**Assignment:**
Range to output from the entries below: the line containing "The run is started by" through the line containing "Estimate the wall time of this run.". Set it down exactly, ends included, nothing else.

**Given entries:**
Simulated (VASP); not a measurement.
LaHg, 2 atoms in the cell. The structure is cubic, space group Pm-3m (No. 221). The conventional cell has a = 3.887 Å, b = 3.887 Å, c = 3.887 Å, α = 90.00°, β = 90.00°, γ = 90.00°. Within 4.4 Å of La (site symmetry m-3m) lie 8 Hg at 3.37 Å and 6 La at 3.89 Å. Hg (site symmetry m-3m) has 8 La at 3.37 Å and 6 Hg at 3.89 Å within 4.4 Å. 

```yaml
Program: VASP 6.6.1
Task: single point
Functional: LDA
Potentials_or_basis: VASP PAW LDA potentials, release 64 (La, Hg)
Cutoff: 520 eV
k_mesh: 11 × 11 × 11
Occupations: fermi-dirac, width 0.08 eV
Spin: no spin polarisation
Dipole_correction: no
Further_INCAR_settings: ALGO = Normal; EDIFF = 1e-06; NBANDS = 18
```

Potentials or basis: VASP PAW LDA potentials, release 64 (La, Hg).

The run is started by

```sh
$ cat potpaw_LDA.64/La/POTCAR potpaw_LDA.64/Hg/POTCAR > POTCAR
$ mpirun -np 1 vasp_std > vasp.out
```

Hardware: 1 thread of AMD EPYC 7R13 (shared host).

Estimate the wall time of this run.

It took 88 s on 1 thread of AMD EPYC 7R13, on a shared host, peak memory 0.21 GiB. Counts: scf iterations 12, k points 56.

**Solution:**
The run is started by

```sh
$ cat potpaw_LDA.64/La/POTCAR potpaw_LDA.64/Hg/POTCAR > POTCAR
$ mpirun -np 1 vasp_std > vasp.out
```

Hardware: 1 thread of AMD EPYC 7R13 (shared host).

Estimate the wall time of this run.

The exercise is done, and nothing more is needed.